********************

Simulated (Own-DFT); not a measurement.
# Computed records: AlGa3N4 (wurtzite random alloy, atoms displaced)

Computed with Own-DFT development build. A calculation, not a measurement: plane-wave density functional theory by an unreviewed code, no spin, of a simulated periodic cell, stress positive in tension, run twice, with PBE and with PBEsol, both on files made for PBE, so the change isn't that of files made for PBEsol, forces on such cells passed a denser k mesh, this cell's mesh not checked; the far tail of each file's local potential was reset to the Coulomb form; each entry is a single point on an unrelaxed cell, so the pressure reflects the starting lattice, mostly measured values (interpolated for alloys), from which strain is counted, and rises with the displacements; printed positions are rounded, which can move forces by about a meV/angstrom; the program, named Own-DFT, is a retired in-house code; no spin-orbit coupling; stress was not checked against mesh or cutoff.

********************

● **Activity**:
Everything from the first line of the records above through the line containing "# Computed records: AlGa3N4" should be restated word for word; leave out all other lines.

● **Expected answer**:
Simulated (Own-DFT); not a measurement.
# Computed records: AlGa3N4 (wurtzite random alloy, atoms displaced)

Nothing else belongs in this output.